Assignment ->
Begin at the line below that has "The system is CeBS2." and stop after the line that has "- Functional: LDA". Please restate only those lines, word for word.

Data excerpts ->
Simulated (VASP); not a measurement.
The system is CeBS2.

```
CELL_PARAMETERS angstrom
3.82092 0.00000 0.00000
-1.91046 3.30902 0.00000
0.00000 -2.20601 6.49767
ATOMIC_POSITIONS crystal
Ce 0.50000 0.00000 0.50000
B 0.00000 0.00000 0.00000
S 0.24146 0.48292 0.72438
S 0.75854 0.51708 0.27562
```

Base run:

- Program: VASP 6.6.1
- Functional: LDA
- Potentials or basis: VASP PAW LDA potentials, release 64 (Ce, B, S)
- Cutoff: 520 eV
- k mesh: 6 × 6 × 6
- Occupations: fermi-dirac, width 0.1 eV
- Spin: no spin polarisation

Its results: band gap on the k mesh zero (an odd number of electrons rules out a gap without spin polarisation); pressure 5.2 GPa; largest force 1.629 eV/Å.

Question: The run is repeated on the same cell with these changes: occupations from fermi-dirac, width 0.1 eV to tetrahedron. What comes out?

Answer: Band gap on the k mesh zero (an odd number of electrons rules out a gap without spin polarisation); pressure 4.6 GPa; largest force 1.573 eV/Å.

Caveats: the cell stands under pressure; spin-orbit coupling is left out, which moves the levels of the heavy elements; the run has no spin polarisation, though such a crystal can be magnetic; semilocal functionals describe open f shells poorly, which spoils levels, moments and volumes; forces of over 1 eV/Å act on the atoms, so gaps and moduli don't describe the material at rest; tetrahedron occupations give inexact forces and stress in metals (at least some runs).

Your response ->
The system is CeBS2.

```
CELL_PARAMETERS angstrom
3.82092 0.00000 0.00000
-1.91046 3.30902 0.00000
0.00000 -2.20601 6.49767
ATOMIC_POSITIONS crystal
Ce 0.50000 0.00000 0.50000
B 0.00000 0.00000 0.00000
S 0.24146 0.48292 0.72438
S 0.75854 0.51708 0.27562
```

Base run:

- Program: VASP 6.6.1
- Functional: LDA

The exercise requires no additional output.